**WORK ORDER:** The listing below is to be reproduced in full, character for character.

**DATASET ENTRIES:**
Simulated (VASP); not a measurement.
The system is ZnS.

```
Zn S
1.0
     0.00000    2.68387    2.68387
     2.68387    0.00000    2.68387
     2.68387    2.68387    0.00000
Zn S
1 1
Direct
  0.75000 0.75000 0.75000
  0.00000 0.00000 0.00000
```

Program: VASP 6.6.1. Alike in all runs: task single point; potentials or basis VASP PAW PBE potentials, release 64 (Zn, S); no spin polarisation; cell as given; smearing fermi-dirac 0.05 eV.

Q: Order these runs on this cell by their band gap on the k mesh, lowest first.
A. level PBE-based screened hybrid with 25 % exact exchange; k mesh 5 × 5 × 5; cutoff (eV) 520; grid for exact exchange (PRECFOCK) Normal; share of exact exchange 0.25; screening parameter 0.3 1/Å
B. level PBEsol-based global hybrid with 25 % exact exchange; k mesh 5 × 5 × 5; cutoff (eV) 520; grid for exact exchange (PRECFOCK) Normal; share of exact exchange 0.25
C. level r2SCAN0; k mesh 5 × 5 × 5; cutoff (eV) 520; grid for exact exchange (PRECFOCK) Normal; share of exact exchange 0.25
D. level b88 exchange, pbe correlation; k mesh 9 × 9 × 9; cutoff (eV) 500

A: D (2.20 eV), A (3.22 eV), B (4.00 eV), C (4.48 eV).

**EXERCISE SOLUTION:**
Simulated (VASP); not a measurement.
The system is ZnS.

```
Zn S
1.0
     0.00000    2.68387    2.68387
     2.68387    0.00000    2.68387
     2.68387    2.68387    0.00000
Zn S
1 1
Direct
  0.75000 0.75000 0.75000
  0.00000 0.00000 0.00000
```

Program: VASP 6.6.1. Alike in all runs: task single point; potentials or basis VASP PAW PBE potentials, release 64 (Zn, S); no spin polarisation; cell as given; smearing fermi-dirac 0.05 eV.

Q: Order these runs on this cell by their band gap on the k mesh, lowest first.
A. level PBE-based screened hybrid with 25 % exact exchange; k mesh 5 × 5 × 5; cutoff (eV) 520; grid for exact exchange (PRECFOCK) Normal; share of exact exchange 0.25; screening parameter 0.3 1/Å
B. level PBEsol-based global hybrid with 25 % exact exchange; k mesh 5 × 5 × 5; cutoff (eV) 520; grid for exact exchange (PRECFOCK) Normal; share of exact exchange 0.25
C. level r2SCAN0; k mesh 5 × 5 × 5; cutoff (eV) 520; grid for exact exchange (PRECFOCK) Normal; share of exact exchange 0.25
D. level b88 exchange, pbe correlation; k mesh 9 × 9 × 9; cutoff (eV) 500

A: D (2.20 eV), A (3.22 eV), B (4.00 eV), C (4.48 eV).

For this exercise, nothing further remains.